Please write each record out again word for word.

[Start of section]
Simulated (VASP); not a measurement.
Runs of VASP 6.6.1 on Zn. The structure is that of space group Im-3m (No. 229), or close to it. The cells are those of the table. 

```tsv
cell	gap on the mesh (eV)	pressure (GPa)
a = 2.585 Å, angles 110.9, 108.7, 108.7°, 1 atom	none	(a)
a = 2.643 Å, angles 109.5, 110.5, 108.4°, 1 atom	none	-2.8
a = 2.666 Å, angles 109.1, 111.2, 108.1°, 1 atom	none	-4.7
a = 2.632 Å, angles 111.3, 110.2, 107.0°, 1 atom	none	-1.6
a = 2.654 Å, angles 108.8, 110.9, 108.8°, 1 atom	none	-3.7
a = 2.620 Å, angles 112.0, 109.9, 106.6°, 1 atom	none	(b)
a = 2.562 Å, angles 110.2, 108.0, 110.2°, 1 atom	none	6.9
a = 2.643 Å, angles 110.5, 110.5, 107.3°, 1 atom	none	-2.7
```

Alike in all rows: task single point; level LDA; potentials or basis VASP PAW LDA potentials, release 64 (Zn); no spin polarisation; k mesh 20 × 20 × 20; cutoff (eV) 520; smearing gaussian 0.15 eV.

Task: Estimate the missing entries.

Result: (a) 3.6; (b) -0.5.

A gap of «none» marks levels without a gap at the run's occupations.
[End of section]

— Solution —
Simulated (VASP); not a measurement.
Runs of VASP 6.6.1 on Zn. The structure is that of space group Im-3m (No. 229), or close to it. The cells are those of the table. 

```tsv
cell	gap on the mesh (eV)	pressure (GPa)
a = 2.585 Å, angles 110.9, 108.7, 108.7°, 1 atom	none	(a)
a = 2.643 Å, angles 109.5, 110.5, 108.4°, 1 atom	none	-2.8
a = 2.666 Å, angles 109.1, 111.2, 108.1°, 1 atom	none	-4.7
a = 2.632 Å, angles 111.3, 110.2, 107.0°, 1 atom	none	-1.6
a = 2.654 Å, angles 108.8, 110.9, 108.8°, 1 atom	none	-3.7
a = 2.620 Å, angles 112.0, 109.9, 106.6°, 1 atom	none	(b)
a = 2.562 Å, angles 110.2, 108.0, 110.2°, 1 atom	none	6.9
a = 2.643 Å, angles 110.5, 110.5, 107.3°, 1 atom	none	-2.7
```

Alike in all rows: task single point; level LDA; potentials or basis VASP PAW LDA potentials, release 64 (Zn); no spin polarisation; k mesh 20 × 20 × 20; cutoff (eV) 520; smearing gaussian 0.15 eV.

Task: Estimate the missing entries.

Result: (a) 3.6; (b) -0.5.

A gap of «none» marks levels without a gap at the run's occupations.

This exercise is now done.